Work task:
From the listing below, output only the lines starting at the line that has "Result: (a) 0.34; (b) 14.6; (c) 13.3." and ending at the line that has "A k mesh can", exactly as they appear, ends included.

Data listing:
* * * * * * *
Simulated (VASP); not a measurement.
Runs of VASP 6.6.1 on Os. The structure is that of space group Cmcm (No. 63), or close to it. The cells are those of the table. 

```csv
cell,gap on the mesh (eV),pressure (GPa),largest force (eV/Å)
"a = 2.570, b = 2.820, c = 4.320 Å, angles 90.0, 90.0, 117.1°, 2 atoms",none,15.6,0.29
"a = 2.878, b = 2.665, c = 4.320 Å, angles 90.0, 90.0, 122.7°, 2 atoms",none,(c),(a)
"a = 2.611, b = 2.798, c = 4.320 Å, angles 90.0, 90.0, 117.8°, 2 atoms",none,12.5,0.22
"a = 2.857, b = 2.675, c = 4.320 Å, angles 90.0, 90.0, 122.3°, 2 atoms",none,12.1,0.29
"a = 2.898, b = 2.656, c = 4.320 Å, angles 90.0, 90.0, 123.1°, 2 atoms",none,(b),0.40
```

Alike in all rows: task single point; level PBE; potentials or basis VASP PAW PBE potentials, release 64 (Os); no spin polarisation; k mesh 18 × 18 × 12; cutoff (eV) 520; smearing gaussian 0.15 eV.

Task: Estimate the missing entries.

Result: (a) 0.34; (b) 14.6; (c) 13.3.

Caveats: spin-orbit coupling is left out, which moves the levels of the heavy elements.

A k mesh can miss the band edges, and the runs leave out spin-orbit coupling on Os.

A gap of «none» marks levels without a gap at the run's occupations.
* * * * * * *

Written response:
Result: (a) 0.34; (b) 14.6; (c) 13.3.

Caveats: spin-orbit coupling is left out, which moves the levels of the heavy elements.

A k mesh can miss the band edges, and the runs leave out spin-orbit coupling on Os.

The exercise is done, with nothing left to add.